WORK ORDER
What appears from the first line of the data below through the line containing "Linear response at", both included, should be copied exactly, and nothing else.

DATA RECORDS
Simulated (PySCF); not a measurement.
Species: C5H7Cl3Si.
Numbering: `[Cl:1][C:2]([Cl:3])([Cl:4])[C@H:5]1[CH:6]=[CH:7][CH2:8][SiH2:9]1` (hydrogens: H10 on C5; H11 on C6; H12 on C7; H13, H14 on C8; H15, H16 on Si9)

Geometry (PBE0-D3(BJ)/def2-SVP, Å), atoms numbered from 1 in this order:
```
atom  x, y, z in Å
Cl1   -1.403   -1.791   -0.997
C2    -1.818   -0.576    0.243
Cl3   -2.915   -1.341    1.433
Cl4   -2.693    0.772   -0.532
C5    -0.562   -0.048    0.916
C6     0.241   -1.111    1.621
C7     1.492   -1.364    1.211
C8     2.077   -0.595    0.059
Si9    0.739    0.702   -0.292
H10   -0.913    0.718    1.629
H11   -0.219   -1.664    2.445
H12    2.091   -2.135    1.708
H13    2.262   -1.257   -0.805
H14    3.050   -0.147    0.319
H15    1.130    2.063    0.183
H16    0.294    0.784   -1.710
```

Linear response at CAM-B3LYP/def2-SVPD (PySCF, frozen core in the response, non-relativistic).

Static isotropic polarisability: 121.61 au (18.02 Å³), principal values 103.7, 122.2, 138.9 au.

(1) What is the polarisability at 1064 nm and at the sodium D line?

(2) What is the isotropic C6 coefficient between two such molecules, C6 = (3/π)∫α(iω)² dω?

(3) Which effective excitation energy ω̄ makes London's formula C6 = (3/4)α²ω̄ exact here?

TASK RESPONSE
Simulated (PySCF); not a measurement.
Species: C5H7Cl3Si.
Numbering: `[Cl:1][C:2]([Cl:3])([Cl:4])[C@H:5]1[CH:6]=[CH:7][CH2:8][SiH2:9]1` (hydrogens: H10 on C5; H11 on C6; H12 on C7; H13, H14 on C8; H15, H16 on Si9)

Geometry (PBE0-D3(BJ)/def2-SVP, Å), atoms numbered from 1 in this order:
```
atom  x, y, z in Å
Cl1   -1.403   -1.791   -0.997
C2    -1.818   -0.576    0.243
Cl3   -2.915   -1.341    1.433
Cl4   -2.693    0.772   -0.532
C5    -0.562   -0.048    0.916
C6     0.241   -1.111    1.621
C7     1.492   -1.364    1.211
C8     2.077   -0.595    0.059
Si9    0.739    0.702   -0.292
H10   -0.913    0.718    1.629
H11   -0.219   -1.664    2.445
H12    2.091   -2.135    1.708
H13    2.262   -1.257   -0.805
H14    3.050   -0.147    0.319
H15    1.130    2.063    0.183
H16    0.294    0.784   -1.710
```

Linear response at CAM-B3LYP/def2-SVPD (PySCF, frozen core in the response, non-relativistic).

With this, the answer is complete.